Each entry is to be output as written, so that none is missing.

▬▬▬▬▬▬

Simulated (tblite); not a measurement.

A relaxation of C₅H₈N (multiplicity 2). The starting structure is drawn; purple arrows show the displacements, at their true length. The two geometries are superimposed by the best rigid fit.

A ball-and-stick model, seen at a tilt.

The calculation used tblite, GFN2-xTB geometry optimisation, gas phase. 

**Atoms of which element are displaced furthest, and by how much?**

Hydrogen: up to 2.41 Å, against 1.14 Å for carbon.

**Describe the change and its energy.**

▬▬▬▬▬▬

Problem solution:
Simulated (tblite); not a measurement.

A relaxation of C₅H₈N (multiplicity 2). The starting structure is drawn; purple arrows show the displacements, at their true length. The two geometries are superimposed by the best rigid fit.

A ball-and-stick model, seen at a tilt.

The calculation used tblite, GFN2-xTB geometry optimisation, gas phase. 

**Atoms of which element are displaced furthest, and by how much?**

Hydrogen: up to 2.41 Å, against 1.14 Å for carbon.

**Describe the change and its energy.**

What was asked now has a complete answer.